━━━━━ Information supplied ━━━━━
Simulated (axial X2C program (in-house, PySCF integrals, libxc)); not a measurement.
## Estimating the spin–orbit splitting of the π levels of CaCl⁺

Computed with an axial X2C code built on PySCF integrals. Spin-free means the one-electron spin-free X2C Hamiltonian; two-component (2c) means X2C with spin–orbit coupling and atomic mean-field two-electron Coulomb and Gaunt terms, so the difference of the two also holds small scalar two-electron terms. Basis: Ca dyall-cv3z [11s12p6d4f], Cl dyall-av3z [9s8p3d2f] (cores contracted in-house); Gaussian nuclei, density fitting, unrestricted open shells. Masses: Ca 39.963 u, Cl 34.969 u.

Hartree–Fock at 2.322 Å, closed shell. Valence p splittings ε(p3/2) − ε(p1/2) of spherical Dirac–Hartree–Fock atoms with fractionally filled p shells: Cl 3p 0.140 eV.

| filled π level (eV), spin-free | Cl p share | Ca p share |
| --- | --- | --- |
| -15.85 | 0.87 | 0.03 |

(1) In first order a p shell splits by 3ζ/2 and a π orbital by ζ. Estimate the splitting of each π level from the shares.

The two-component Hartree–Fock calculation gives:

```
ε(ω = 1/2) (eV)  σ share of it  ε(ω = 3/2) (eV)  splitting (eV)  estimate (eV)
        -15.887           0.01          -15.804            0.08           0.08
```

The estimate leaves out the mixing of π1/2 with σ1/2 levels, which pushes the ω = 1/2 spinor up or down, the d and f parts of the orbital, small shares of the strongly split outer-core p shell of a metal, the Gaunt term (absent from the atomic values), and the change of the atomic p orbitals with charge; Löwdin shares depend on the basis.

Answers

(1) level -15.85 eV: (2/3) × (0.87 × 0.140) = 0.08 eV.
━━━━━

● **Assignment**
Your output is to be the lines of the listing, exact and complete, starting at the first and ending with the line that contains "(1) In first".

● **Task solution**
Simulated (axial X2C program (in-house, PySCF integrals, libxc)); not a measurement.
## Estimating the spin–orbit splitting of the π levels of CaCl⁺

Computed with an axial X2C code built on PySCF integrals. Spin-free means the one-electron spin-free X2C Hamiltonian; two-component (2c) means X2C with spin–orbit coupling and atomic mean-field two-electron Coulomb and Gaunt terms, so the difference of the two also holds small scalar two-electron terms. Basis: Ca dyall-cv3z [11s12p6d4f], Cl dyall-av3z [9s8p3d2f] (cores contracted in-house); Gaussian nuclei, density fitting, unrestricted open shells. Masses: Ca 39.963 u, Cl 34.969 u.

Hartree–Fock at 2.322 Å, closed shell. Valence p splittings ε(p3/2) − ε(p1/2) of spherical Dirac–Hartree–Fock atoms with fractionally filled p shells: Cl 3p 0.140 eV.

| filled π level (eV), spin-free | Cl p share | Ca p share |
| --- | --- | --- |
| -15.85 | 0.87 | 0.03 |

(1) In first order a p shell splits by 3ζ/2 and a π orbital by ζ. Estimate the splitting of each π level from the shares.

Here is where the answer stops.